▸ **Brief**
Look through the data below and extract, unchanged, the lines from the one that contains "Its results: band" to the one that contains "A: Band gap", both included.

── Given data ──

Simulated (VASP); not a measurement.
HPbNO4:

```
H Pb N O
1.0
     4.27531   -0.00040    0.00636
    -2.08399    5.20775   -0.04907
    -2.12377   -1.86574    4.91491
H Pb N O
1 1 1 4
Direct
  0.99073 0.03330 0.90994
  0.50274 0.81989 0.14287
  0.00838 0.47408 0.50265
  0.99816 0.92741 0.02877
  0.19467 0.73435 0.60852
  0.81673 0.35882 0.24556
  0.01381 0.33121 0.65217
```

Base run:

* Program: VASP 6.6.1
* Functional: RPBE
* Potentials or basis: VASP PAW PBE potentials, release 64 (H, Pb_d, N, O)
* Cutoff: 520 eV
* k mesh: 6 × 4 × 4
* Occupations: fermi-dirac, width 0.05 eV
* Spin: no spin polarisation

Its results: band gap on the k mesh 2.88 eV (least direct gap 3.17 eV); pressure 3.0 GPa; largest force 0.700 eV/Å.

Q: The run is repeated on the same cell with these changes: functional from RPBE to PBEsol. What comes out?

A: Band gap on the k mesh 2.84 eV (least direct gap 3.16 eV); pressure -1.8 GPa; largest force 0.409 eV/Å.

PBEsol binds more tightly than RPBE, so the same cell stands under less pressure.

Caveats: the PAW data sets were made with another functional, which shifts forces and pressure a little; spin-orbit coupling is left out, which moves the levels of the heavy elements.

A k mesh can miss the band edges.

───

▸ **Expected answer**
Its results: band gap on the k mesh 2.88 eV (least direct gap 3.17 eV); pressure 3.0 GPa; largest force 0.700 eV/Å.

Q: The run is repeated on the same cell with these changes: functional from RPBE to PBEsol. What comes out?

A: Band gap on the k mesh 2.84 eV (least direct gap 3.16 eV); pressure -1.8 GPa; largest force 0.409 eV/Å.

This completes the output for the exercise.